Could you copy every record exactly as it appears?

....
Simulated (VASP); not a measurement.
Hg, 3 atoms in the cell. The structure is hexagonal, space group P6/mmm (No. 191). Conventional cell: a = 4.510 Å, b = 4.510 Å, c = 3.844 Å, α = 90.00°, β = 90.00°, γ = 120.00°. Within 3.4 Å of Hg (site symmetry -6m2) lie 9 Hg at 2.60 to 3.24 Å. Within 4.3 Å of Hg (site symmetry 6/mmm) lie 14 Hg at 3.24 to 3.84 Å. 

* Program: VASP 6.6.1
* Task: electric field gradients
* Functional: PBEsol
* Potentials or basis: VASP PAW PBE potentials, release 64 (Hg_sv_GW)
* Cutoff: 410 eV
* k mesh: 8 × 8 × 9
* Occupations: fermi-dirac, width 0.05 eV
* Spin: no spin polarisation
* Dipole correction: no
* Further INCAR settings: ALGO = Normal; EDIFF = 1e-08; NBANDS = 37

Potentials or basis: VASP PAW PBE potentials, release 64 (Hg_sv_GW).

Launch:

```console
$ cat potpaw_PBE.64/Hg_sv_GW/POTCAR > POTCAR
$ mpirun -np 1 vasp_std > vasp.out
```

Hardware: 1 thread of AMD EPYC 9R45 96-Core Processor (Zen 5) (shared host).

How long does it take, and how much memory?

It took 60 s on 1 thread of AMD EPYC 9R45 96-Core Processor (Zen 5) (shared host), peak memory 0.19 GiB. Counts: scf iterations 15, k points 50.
....

- [TASK ANSWER]
Simulated (VASP); not a measurement.
Hg, 3 atoms in the cell. The structure is hexagonal, space group P6/mmm (No. 191). Conventional cell: a = 4.510 Å, b = 4.510 Å, c = 3.844 Å, α = 90.00°, β = 90.00°, γ = 120.00°. Within 3.4 Å of Hg (site symmetry -6m2) lie 9 Hg at 2.60 to 3.24 Å. Within 4.3 Å of Hg (site symmetry 6/mmm) lie 14 Hg at 3.24 to 3.84 Å. 

* Program: VASP 6.6.1
* Task: electric field gradients
* Functional: PBEsol
* Potentials or basis: VASP PAW PBE potentials, release 64 (Hg_sv_GW)
* Cutoff: 410 eV
* k mesh: 8 × 8 × 9
* Occupations: fermi-dirac, width 0.05 eV
* Spin: no spin polarisation
* Dipole correction: no
* Further INCAR settings: ALGO = Normal; EDIFF = 1e-08; NBANDS = 37

Potentials or basis: VASP PAW PBE potentials, release 64 (Hg_sv_GW).

Launch:

```console
$ cat potpaw_PBE.64/Hg_sv_GW/POTCAR > POTCAR
$ mpirun -np 1 vasp_std > vasp.out
```

Hardware: 1 thread of AMD EPYC 9R45 96-Core Processor (Zen 5) (shared host).

How long does it take, and how much memory?

It took 60 s on 1 thread of AMD EPYC 9R45 96-Core Processor (Zen 5) (shared host), peak memory 0.19 GiB. Counts: scf iterations 15, k points 50.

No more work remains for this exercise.